Work item => After locating "1.02 | (b) | -3.1 |" in the listing below, copy that line and each one after it exactly, ending with the line that has "Caveats: the relaxation".

Recorded information =>
--

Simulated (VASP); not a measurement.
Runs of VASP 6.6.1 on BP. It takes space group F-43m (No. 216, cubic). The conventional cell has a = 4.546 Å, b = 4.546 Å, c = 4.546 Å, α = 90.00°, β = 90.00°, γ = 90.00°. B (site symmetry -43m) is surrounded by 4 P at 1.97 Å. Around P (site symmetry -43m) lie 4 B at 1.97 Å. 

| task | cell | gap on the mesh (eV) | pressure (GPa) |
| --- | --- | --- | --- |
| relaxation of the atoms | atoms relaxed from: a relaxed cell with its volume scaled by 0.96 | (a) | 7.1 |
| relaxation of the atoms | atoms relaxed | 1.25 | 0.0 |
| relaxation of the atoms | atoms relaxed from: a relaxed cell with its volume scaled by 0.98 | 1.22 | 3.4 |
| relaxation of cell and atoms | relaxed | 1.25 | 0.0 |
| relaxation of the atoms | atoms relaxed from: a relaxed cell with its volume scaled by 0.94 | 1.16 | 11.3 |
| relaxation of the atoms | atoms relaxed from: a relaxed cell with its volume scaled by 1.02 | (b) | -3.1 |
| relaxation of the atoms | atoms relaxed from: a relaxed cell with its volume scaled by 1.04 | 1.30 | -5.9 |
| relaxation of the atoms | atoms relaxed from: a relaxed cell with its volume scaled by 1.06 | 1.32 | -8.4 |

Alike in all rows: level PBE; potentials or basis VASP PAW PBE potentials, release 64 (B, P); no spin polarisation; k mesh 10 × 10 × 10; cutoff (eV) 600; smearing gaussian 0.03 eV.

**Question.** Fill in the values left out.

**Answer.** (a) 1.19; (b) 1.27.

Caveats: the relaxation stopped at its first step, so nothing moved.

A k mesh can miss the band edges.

--

Answer area =>
| relaxation of the atoms | atoms relaxed from: a relaxed cell with its volume scaled by 1.02 | (b) | -3.1 |
| relaxation of the atoms | atoms relaxed from: a relaxed cell with its volume scaled by 1.04 | 1.30 | -5.9 |
| relaxation of the atoms | atoms relaxed from: a relaxed cell with its volume scaled by 1.06 | 1.32 | -8.4 |

Alike in all rows: level PBE; potentials or basis VASP PAW PBE potentials, release 64 (B, P); no spin polarisation; k mesh 10 × 10 × 10; cutoff (eV) 600; smearing gaussian 0.03 eV.

**Question.** Fill in the values left out.

**Answer.** (a) 1.19; (b) 1.27.

Caveats: the relaxation stopped at its first step, so nothing moved.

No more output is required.